_ _ _ _
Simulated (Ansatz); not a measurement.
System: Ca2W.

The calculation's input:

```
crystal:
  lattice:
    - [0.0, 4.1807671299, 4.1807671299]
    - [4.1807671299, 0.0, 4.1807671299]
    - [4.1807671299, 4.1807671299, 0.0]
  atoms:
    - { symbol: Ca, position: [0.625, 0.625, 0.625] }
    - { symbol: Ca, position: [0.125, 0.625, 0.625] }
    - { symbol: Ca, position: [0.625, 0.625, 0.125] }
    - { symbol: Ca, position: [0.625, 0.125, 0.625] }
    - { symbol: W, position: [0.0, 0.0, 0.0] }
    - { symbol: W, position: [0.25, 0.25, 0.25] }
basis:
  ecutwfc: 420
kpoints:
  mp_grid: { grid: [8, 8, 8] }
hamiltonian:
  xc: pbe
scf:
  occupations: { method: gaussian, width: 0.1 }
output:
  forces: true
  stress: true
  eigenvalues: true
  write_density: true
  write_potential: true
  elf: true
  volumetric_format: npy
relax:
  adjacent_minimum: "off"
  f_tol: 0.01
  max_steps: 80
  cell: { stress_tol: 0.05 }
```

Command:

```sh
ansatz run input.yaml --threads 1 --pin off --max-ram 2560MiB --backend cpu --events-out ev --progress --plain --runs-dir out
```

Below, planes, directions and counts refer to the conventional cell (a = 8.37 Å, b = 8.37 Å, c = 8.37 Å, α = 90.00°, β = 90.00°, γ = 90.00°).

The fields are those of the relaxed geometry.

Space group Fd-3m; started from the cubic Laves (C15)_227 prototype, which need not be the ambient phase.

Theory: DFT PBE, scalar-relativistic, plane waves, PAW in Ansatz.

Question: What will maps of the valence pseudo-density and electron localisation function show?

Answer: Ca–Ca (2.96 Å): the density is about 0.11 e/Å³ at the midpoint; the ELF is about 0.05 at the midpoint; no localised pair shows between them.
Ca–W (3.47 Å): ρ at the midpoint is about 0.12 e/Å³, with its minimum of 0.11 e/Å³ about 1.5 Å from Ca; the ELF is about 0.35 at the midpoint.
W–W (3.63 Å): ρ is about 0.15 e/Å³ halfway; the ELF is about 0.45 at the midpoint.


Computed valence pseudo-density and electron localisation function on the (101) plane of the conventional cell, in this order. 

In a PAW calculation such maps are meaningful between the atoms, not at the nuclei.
_ _ _ _

REQUIREMENT:
Needed here are the exact lines from the start of the material through the line that contains "W–W (3.63 Å): ρ", and no others.

RESPONSE:
Simulated (Ansatz); not a measurement.
System: Ca2W.

The calculation's input:

```
crystal:
  lattice:
    - [0.0, 4.1807671299, 4.1807671299]
    - [4.1807671299, 0.0, 4.1807671299]
    - [4.1807671299, 4.1807671299, 0.0]
  atoms:
    - { symbol: Ca, position: [0.625, 0.625, 0.625] }
    - { symbol: Ca, position: [0.125, 0.625, 0.625] }
    - { symbol: Ca, position: [0.625, 0.625, 0.125] }
    - { symbol: Ca, position: [0.625, 0.125, 0.625] }
    - { symbol: W, position: [0.0, 0.0, 0.0] }
    - { symbol: W, position: [0.25, 0.25, 0.25] }
basis:
  ecutwfc: 420
kpoints:
  mp_grid: { grid: [8, 8, 8] }
hamiltonian:
  xc: pbe
scf:
  occupations: { method: gaussian, width: 0.1 }
output:
  forces: true
  stress: true
  eigenvalues: true
  write_density: true
  write_potential: true
  elf: true
  volumetric_format: npy
relax:
  adjacent_minimum: "off"
  f_tol: 0.01
  max_steps: 80
  cell: { stress_tol: 0.05 }
```

Command:

```sh
ansatz run input.yaml --threads 1 --pin off --max-ram 2560MiB --backend cpu --events-out ev --progress --plain --runs-dir out
```

Below, planes, directions and counts refer to the conventional cell (a = 8.37 Å, b = 8.37 Å, c = 8.37 Å, α = 90.00°, β = 90.00°, γ = 90.00°).

The fields are those of the relaxed geometry.

Space group Fd-3m; started from the cubic Laves (C15)_227 prototype, which need not be the ambient phase.

Theory: DFT PBE, scalar-relativistic, plane waves, PAW in Ansatz.

Question: What will maps of the valence pseudo-density and electron localisation function show?

Answer: Ca–Ca (2.96 Å): the density is about 0.11 e/Å³ at the midpoint; the ELF is about 0.05 at the midpoint; no localised pair shows between them.
Ca–W (3.47 Å): ρ at the midpoint is about 0.12 e/Å³, with its minimum of 0.11 e/Å³ about 1.5 Å from Ca; the ELF is about 0.35 at the midpoint.
W–W (3.63 Å): ρ is about 0.15 e/Å³ halfway; the ELF is about 0.45 at the midpoint.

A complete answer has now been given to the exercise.